> _ACTIVITY_: Return each line of the material below exactly. Begin at the first and end on the line with "The run: single-point".

> _EXCERPTED DATA_:
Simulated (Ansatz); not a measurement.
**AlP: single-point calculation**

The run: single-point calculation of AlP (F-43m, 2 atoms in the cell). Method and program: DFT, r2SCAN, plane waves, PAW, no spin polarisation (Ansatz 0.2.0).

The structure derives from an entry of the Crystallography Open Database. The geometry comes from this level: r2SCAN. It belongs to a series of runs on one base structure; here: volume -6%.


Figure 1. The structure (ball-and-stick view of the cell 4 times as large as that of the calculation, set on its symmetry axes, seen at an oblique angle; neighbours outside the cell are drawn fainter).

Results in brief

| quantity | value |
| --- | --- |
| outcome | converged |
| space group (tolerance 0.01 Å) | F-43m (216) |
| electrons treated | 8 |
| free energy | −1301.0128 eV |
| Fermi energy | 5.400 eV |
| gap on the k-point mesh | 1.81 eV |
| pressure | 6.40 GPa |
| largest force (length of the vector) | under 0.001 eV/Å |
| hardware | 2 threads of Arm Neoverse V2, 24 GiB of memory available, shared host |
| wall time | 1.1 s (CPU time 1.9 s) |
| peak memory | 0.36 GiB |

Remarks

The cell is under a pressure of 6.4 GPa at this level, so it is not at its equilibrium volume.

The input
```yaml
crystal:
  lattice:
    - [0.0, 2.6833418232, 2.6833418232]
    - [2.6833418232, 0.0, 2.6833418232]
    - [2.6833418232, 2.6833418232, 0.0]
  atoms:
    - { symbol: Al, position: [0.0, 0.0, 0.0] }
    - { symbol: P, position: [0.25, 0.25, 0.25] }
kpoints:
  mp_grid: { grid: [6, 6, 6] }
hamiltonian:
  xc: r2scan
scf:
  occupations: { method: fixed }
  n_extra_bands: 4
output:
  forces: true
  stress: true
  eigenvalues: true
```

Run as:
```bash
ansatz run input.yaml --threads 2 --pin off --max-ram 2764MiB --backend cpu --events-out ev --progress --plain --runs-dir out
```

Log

> _WRITTEN ANSWER_:
Simulated (Ansatz); not a measurement.
**AlP: single-point calculation**

The run: single-point calculation of AlP (F-43m, 2 atoms in the cell). Method and program: DFT, r2SCAN, plane waves, PAW, no spin polarisation (Ansatz 0.2.0).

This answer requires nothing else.